— Brief —
Once the line containing "A: About 1.7" is found in the records below, return it and each following line exactly, up to and including the line containing "The layer was", and nothing else.

— Record extracts —
====

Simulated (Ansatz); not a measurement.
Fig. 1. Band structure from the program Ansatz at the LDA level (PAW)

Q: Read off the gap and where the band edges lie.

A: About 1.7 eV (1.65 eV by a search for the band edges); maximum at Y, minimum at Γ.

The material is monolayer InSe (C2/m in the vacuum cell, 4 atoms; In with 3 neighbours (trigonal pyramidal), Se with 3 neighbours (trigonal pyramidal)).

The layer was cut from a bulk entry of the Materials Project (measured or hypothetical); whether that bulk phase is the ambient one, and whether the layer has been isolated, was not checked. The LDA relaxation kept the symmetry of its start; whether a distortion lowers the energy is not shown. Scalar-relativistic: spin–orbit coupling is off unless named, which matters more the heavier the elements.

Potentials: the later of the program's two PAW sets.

====

— Written answer —
A: About 1.7 eV (1.65 eV by a search for the band edges); maximum at Y, minimum at Γ.

The material is monolayer InSe (C2/m in the vacuum cell, 4 atoms; In with 3 neighbours (trigonal pyramidal), Se with 3 neighbours (trigonal pyramidal)).

The layer was cut from a bulk entry of the Materials Project (measured or hypothetical); whether that bulk phase is the ambient one, and whether the layer has been isolated, was not checked. The LDA relaxation kept the symmetry of its start; whether a distortion lowers the energy is not shown. Scalar-relativistic: spin–orbit coupling is off unless named, which matters more the heavier the elements.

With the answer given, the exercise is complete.